— Work item —
Find the line with "4 geometries from" in the records below. Copy it and every line after it, up to and including the line with "### Which of them lies highest in energy?".

══════════

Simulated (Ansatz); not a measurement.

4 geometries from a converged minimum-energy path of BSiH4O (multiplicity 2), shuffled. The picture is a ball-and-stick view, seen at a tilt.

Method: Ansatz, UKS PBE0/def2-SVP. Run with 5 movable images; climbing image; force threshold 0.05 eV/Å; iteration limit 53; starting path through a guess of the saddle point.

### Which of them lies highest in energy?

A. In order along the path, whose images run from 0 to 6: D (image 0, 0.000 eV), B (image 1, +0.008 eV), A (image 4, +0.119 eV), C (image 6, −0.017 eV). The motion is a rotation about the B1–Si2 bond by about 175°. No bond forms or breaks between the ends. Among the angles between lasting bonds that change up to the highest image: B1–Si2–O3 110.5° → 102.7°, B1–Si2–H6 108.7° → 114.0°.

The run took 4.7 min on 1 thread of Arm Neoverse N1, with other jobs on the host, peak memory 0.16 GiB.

══════════

— Response area —
4 geometries from a converged minimum-energy path of BSiH4O (multiplicity 2), shuffled. The picture is a ball-and-stick view, seen at a tilt.

Method: Ansatz, UKS PBE0/def2-SVP. Run with 5 movable images; climbing image; force threshold 0.05 eV/Å; iteration limit 53; starting path through a guess of the saddle point.

### Which of them lies highest in energy?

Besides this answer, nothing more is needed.